-------

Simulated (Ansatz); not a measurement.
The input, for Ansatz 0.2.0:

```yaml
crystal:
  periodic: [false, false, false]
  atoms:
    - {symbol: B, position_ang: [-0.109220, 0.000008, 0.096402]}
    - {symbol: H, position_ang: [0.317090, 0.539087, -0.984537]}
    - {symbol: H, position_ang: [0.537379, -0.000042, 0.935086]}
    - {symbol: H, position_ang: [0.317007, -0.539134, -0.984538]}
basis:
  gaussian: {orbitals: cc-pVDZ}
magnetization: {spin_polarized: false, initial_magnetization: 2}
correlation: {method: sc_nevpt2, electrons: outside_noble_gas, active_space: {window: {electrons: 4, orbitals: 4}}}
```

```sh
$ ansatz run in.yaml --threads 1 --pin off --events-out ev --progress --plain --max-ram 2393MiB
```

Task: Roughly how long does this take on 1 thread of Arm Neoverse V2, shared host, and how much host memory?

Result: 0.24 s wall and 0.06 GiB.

-------

# ACTIVITY
Reproduce all entries. Keep them exact.

# WRITTEN ANSWER
Simulated (Ansatz); not a measurement.
The input, for Ansatz 0.2.0:

```yaml
crystal:
  periodic: [false, false, false]
  atoms:
    - {symbol: B, position_ang: [-0.109220, 0.000008, 0.096402]}
    - {symbol: H, position_ang: [0.317090, 0.539087, -0.984537]}
    - {symbol: H, position_ang: [0.537379, -0.000042, 0.935086]}
    - {symbol: H, position_ang: [0.317007, -0.539134, -0.984538]}
basis:
  gaussian: {orbitals: cc-pVDZ}
magnetization: {spin_polarized: false, initial_magnetization: 2}
correlation: {method: sc_nevpt2, electrons: outside_noble_gas, active_space: {window: {electrons: 4, orbitals: 4}}}
```

```sh
$ ansatz run in.yaml --threads 1 --pin off --events-out ev --progress --plain --max-ram 2393MiB
```

Task: Roughly how long does this take on 1 thread of Arm Neoverse V2, shared host, and how much host memory?

Result: 0.24 s wall and 0.06 GiB.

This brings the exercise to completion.